**Supplied records**
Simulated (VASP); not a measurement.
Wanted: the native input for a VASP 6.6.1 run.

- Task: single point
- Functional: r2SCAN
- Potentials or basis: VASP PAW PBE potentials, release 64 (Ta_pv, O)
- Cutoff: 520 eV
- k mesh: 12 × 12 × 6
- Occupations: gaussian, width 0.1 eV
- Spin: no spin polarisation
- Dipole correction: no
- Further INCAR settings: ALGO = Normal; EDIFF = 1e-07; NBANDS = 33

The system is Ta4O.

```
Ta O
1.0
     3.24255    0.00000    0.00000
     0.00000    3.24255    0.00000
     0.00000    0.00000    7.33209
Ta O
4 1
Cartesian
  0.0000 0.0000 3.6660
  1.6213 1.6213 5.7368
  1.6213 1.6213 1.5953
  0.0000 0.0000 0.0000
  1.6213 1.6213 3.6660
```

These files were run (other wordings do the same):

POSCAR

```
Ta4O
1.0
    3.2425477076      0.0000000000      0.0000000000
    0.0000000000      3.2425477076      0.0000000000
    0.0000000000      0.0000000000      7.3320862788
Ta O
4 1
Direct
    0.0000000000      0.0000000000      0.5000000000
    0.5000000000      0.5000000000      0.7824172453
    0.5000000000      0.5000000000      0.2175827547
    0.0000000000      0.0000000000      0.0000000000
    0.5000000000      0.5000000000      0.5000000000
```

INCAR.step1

**Task item**
Set every record down again exactly as written.

**Expected answer**
Simulated (VASP); not a measurement.
Wanted: the native input for a VASP 6.6.1 run.

- Task: single point
- Functional: r2SCAN
- Potentials or basis: VASP PAW PBE potentials, release 64 (Ta_pv, O)
- Cutoff: 520 eV
- k mesh: 12 × 12 × 6
- Occupations: gaussian, width 0.1 eV
- Spin: no spin polarisation
- Dipole correction: no
- Further INCAR settings: ALGO = Normal; EDIFF = 1e-07; NBANDS = 33

The system is Ta4O.

```
Ta O
1.0
     3.24255    0.00000    0.00000
     0.00000    3.24255    0.00000
     0.00000    0.00000    7.33209
Ta O
4 1
Cartesian
  0.0000 0.0000 3.6660
  1.6213 1.6213 5.7368
  1.6213 1.6213 1.5953
  0.0000 0.0000 0.0000
  1.6213 1.6213 3.6660
```

These files were run (other wordings do the same):

POSCAR

```
Ta4O
1.0
    3.2425477076      0.0000000000      0.0000000000
    0.0000000000      3.2425477076      0.0000000000
    0.0000000000      0.0000000000      7.3320862788
Ta O
4 1
Direct
    0.0000000000      0.0000000000      0.5000000000
    0.5000000000      0.5000000000      0.7824172453
    0.5000000000      0.5000000000      0.2175827547
    0.0000000000      0.0000000000      0.0000000000
    0.5000000000      0.5000000000      0.5000000000
```

INCAR.step1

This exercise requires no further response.